Type out every line of the data again, exactly.

########

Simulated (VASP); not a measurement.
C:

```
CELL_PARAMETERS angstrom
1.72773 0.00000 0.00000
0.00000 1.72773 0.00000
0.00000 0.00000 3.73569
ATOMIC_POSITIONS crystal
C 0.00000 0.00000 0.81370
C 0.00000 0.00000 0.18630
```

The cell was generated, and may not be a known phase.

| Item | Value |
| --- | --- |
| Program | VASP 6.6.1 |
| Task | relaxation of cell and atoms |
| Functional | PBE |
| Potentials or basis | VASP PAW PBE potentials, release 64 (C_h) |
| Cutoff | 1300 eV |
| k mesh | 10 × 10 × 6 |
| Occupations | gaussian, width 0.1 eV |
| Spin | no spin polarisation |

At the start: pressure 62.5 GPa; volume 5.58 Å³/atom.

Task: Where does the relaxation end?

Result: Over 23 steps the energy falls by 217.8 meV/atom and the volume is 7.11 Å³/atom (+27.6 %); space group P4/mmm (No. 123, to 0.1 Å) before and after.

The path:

########

■ Exercise solution:
Simulated (VASP); not a measurement.
C:

```
CELL_PARAMETERS angstrom
1.72773 0.00000 0.00000
0.00000 1.72773 0.00000
0.00000 0.00000 3.73569
ATOMIC_POSITIONS crystal
C 0.00000 0.00000 0.81370
C 0.00000 0.00000 0.18630
```

The cell was generated, and may not be a known phase.

| Item | Value |
| --- | --- |
| Program | VASP 6.6.1 |
| Task | relaxation of cell and atoms |
| Functional | PBE |
| Potentials or basis | VASP PAW PBE potentials, release 64 (C_h) |
| Cutoff | 1300 eV |
| k mesh | 10 × 10 × 6 |
| Occupations | gaussian, width 0.1 eV |
| Spin | no spin polarisation |

At the start: pressure 62.5 GPa; volume 5.58 Å³/atom.

Task: Where does the relaxation end?

Result: Over 23 steps the energy falls by 217.8 meV/atom and the volume is 7.11 Å³/atom (+27.6 %); space group P4/mmm (No. 123, to 0.1 Å) before and after.

The path:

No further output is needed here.